### Work instruction
Every record here must be set down once more, precisely as it reads.

### Supplied information
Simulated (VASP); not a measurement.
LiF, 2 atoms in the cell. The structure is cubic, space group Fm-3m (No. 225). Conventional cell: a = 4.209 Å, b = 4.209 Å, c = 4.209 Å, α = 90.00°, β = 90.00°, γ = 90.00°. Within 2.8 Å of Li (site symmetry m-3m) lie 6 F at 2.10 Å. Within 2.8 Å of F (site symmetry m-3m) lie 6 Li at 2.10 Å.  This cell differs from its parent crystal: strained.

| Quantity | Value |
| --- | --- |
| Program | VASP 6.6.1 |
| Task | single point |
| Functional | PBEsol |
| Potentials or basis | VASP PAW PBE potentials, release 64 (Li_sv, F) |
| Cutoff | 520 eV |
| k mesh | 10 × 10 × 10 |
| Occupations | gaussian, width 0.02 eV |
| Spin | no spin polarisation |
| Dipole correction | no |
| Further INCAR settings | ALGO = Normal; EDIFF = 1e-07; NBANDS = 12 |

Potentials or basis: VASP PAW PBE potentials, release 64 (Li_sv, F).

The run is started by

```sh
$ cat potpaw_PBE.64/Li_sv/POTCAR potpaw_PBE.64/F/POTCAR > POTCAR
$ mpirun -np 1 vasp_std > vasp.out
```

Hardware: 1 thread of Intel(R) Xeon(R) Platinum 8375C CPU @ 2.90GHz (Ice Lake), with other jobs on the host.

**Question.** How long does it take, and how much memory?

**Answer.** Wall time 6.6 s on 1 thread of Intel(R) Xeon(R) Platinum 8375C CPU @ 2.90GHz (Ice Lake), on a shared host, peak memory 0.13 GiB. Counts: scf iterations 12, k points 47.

### Expected answer
Simulated (VASP); not a measurement.
LiF, 2 atoms in the cell. The structure is cubic, space group Fm-3m (No. 225). Conventional cell: a = 4.209 Å, b = 4.209 Å, c = 4.209 Å, α = 90.00°, β = 90.00°, γ = 90.00°. Within 2.8 Å of Li (site symmetry m-3m) lie 6 F at 2.10 Å. Within 2.8 Å of F (site symmetry m-3m) lie 6 Li at 2.10 Å.  This cell differs from its parent crystal: strained.

| Quantity | Value |
| --- | --- |
| Program | VASP 6.6.1 |
| Task | single point |
| Functional | PBEsol |
| Potentials or basis | VASP PAW PBE potentials, release 64 (Li_sv, F) |
| Cutoff | 520 eV |
| k mesh | 10 × 10 × 10 |
| Occupations | gaussian, width 0.02 eV |
| Spin | no spin polarisation |
| Dipole correction | no |
| Further INCAR settings | ALGO = Normal; EDIFF = 1e-07; NBANDS = 12 |

Potentials or basis: VASP PAW PBE potentials, release 64 (Li_sv, F).

The run is started by

```sh
$ cat potpaw_PBE.64/Li_sv/POTCAR potpaw_PBE.64/F/POTCAR > POTCAR
$ mpirun -np 1 vasp_std > vasp.out
```

Hardware: 1 thread of Intel(R) Xeon(R) Platinum 8375C CPU @ 2.90GHz (Ice Lake), with other jobs on the host.

**Question.** How long does it take, and how much memory?

**Answer.** Wall time 6.6 s on 1 thread of Intel(R) Xeon(R) Platinum 8375C CPU @ 2.90GHz (Ice Lake), on a shared host, peak memory 0.13 GiB. Counts: scf iterations 12, k points 47.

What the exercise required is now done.